When you output the entries, begin with the first line and end with the line containing "The sums over", keeping each line exactly as it is.

*** Entries shown Section Begins ***
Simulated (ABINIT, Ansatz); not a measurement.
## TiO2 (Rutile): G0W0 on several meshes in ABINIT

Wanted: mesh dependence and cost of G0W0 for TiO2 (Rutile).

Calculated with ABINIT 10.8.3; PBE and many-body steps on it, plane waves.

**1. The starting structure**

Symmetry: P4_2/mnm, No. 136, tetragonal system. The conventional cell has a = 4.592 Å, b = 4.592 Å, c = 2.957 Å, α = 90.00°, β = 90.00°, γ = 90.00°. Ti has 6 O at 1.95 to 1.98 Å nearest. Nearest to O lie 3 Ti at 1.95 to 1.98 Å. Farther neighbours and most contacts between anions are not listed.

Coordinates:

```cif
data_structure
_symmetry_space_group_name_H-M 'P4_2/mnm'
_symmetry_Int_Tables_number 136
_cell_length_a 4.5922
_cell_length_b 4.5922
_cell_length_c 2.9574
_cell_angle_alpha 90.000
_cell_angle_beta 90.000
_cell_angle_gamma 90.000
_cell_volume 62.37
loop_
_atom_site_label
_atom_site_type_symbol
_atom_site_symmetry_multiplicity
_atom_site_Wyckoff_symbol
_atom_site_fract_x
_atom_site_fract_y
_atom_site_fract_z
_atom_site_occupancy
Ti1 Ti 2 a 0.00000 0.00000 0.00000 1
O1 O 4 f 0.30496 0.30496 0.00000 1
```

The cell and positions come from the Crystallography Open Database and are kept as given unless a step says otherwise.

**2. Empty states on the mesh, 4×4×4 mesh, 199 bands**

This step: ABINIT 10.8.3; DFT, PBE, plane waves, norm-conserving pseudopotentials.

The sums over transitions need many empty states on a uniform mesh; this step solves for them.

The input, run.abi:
*** Entries shown Section Ends ***

[Exercise solution]
Simulated (ABINIT, Ansatz); not a measurement.
## TiO2 (Rutile): G0W0 on several meshes in ABINIT

Wanted: mesh dependence and cost of G0W0 for TiO2 (Rutile).

Calculated with ABINIT 10.8.3; PBE and many-body steps on it, plane waves.

**1. The starting structure**

Symmetry: P4_2/mnm, No. 136, tetragonal system. The conventional cell has a = 4.592 Å, b = 4.592 Å, c = 2.957 Å, α = 90.00°, β = 90.00°, γ = 90.00°. Ti has 6 O at 1.95 to 1.98 Å nearest. Nearest to O lie 3 Ti at 1.95 to 1.98 Å. Farther neighbours and most contacts between anions are not listed.

Coordinates:

```cif
data_structure
_symmetry_space_group_name_H-M 'P4_2/mnm'
_symmetry_Int_Tables_number 136
_cell_length_a 4.5922
_cell_length_b 4.5922
_cell_length_c 2.9574
_cell_angle_alpha 90.000
_cell_angle_beta 90.000
_cell_angle_gamma 90.000
_cell_volume 62.37
loop_
_atom_site_label
_atom_site_type_symbol
_atom_site_symmetry_multiplicity
_atom_site_Wyckoff_symbol
_atom_site_fract_x
_atom_site_fract_y
_atom_site_fract_z
_atom_site_occupancy
Ti1 Ti 2 a 0.00000 0.00000 0.00000 1
O1 O 4 f 0.30496 0.30496 0.00000 1
```

The cell and positions come from the Crystallography Open Database and are kept as given unless a step says otherwise.

**2. Empty states on the mesh, 4×4×4 mesh, 199 bands**

This step: ABINIT 10.8.3; DFT, PBE, plane waves, norm-conserving pseudopotentials.

The sums over transitions need many empty states on a uniform mesh; this step solves for them.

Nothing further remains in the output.